● Activity
Each entry is to be output as written, so that none is missing.

Listed entries Start Marker

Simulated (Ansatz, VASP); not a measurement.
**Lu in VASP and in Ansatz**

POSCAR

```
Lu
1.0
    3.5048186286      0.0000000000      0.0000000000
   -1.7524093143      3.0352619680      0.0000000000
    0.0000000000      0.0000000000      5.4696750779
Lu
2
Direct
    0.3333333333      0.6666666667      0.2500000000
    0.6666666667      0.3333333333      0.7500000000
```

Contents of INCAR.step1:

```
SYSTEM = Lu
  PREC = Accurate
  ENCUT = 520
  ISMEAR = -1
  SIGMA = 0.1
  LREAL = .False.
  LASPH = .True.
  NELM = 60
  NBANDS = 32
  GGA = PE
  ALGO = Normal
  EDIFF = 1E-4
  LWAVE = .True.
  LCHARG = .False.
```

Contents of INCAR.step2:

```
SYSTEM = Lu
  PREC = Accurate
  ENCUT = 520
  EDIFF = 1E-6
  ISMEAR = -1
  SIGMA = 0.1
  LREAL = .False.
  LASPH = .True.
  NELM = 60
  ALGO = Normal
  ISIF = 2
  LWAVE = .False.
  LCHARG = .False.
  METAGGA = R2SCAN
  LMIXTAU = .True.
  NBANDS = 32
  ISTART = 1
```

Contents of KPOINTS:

Listed entries End Marker

● Reply
Simulated (Ansatz, VASP); not a measurement.
**Lu in VASP and in Ansatz**

POSCAR

```
Lu
1.0
    3.5048186286      0.0000000000      0.0000000000
   -1.7524093143      3.0352619680      0.0000000000
    0.0000000000      0.0000000000      5.4696750779
Lu
2
Direct
    0.3333333333      0.6666666667      0.2500000000
    0.6666666667      0.3333333333      0.7500000000
```

Contents of INCAR.step1:

```
SYSTEM = Lu
  PREC = Accurate
  ENCUT = 520
  ISMEAR = -1
  SIGMA = 0.1
  LREAL = .False.
  LASPH = .True.
  NELM = 60
  NBANDS = 32
  GGA = PE
  ALGO = Normal
  EDIFF = 1E-4
  LWAVE = .True.
  LCHARG = .False.
```

Contents of INCAR.step2:

```
SYSTEM = Lu
  PREC = Accurate
  ENCUT = 520
  EDIFF = 1E-6
  ISMEAR = -1
  SIGMA = 0.1
  LREAL = .False.
  LASPH = .True.
  NELM = 60
  ALGO = Normal
  ISIF = 2
  LWAVE = .False.
  LCHARG = .False.
  METAGGA = R2SCAN
  LMIXTAU = .True.
  NBANDS = 32
  ISTART = 1
```

Contents of KPOINTS:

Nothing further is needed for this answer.